** REQUIRED ACTION **
Down to the last line, the material below should be reproduced exactly.

** RECORDS SUPPLIED **
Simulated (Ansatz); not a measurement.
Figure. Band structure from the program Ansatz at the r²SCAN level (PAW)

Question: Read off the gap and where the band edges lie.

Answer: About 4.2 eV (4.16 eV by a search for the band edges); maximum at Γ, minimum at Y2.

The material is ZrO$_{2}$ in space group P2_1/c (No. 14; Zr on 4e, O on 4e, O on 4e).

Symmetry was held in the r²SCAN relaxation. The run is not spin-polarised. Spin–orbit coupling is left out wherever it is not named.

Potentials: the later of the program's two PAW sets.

** TASK ANSWER **
Simulated (Ansatz); not a measurement.
Figure. Band structure from the program Ansatz at the r²SCAN level (PAW)

Question: Read off the gap and where the band edges lie.

Answer: About 4.2 eV (4.16 eV by a search for the band edges); maximum at Γ, minimum at Y2.

The material is ZrO$_{2}$ in space group P2_1/c (No. 14; Zr on 4e, O on 4e, O on 4e).

Symmetry was held in the r²SCAN relaxation. The run is not spin-polarised. Spin–orbit coupling is left out wherever it is not named.

Potentials: the later of the program's two PAW sets.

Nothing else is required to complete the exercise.